*Requirement*: Without omission or alteration, write out all of the data.

*Supplied material*:
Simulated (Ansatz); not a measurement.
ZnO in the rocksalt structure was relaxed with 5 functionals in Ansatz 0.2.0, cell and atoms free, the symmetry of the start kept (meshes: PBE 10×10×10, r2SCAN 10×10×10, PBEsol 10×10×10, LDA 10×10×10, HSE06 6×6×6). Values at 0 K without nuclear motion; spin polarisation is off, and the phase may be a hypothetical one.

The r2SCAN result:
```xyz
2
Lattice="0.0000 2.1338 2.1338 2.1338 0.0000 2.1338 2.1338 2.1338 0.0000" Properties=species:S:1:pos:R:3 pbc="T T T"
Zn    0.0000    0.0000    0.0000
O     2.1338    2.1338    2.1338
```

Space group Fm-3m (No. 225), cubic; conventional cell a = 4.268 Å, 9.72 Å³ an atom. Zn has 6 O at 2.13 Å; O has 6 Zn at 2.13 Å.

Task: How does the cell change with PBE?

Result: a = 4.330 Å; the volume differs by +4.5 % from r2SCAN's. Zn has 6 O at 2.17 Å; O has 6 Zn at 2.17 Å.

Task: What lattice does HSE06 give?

*Solution*:
Simulated (Ansatz); not a measurement.
ZnO in the rocksalt structure was relaxed with 5 functionals in Ansatz 0.2.0, cell and atoms free, the symmetry of the start kept (meshes: PBE 10×10×10, r2SCAN 10×10×10, PBEsol 10×10×10, LDA 10×10×10, HSE06 6×6×6). Values at 0 K without nuclear motion; spin polarisation is off, and the phase may be a hypothetical one.

The r2SCAN result:
```xyz
2
Lattice="0.0000 2.1338 2.1338 2.1338 0.0000 2.1338 2.1338 2.1338 0.0000" Properties=species:S:1:pos:R:3 pbc="T T T"
Zn    0.0000    0.0000    0.0000
O     2.1338    2.1338    2.1338
```

Space group Fm-3m (No. 225), cubic; conventional cell a = 4.268 Å, 9.72 Å³ an atom. Zn has 6 O at 2.13 Å; O has 6 Zn at 2.13 Å.

Task: How does the cell change with PBE?

Result: a = 4.330 Å; the volume differs by +4.5 % from r2SCAN's. Zn has 6 O at 2.17 Å; O has 6 Zn at 2.17 Å.

Task: What lattice does HSE06 give?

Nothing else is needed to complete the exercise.